● **Work request**
Take the records below and retype them line by line, from the first line through the one containing "Cell a = 12.7780"; stop there.

━━ Entries supplied ━━

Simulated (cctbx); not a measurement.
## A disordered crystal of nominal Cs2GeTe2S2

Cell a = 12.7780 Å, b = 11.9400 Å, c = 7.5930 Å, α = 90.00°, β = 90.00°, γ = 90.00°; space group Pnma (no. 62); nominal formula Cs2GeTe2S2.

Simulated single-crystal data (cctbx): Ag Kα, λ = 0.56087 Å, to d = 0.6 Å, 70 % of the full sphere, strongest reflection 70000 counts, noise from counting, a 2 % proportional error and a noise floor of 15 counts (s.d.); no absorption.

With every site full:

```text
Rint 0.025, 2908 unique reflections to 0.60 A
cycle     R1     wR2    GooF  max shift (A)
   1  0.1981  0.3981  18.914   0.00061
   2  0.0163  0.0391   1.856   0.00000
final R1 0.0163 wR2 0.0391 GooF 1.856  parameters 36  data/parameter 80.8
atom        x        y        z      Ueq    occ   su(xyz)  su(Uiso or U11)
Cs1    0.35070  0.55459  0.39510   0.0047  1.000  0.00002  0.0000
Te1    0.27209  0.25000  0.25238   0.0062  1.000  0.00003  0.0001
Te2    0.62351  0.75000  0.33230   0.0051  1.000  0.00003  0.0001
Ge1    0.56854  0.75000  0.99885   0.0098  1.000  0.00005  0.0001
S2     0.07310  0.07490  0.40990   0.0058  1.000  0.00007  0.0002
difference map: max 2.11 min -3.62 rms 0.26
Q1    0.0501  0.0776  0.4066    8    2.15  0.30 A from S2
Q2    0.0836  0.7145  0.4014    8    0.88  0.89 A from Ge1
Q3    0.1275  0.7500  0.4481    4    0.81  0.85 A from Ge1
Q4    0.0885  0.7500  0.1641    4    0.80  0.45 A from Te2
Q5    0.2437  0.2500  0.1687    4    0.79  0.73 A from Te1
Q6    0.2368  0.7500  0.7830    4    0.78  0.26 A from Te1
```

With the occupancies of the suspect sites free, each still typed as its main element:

━━━

● **Worked solution**
Simulated (cctbx); not a measurement.
## A disordered crystal of nominal Cs2GeTe2S2

Cell a = 12.7780 Å, b = 11.9400 Å, c = 7.5930 Å, α = 90.00°, β = 90.00°, γ = 90.00°; space group Pnma (no. 62); nominal formula Cs2GeTe2S2.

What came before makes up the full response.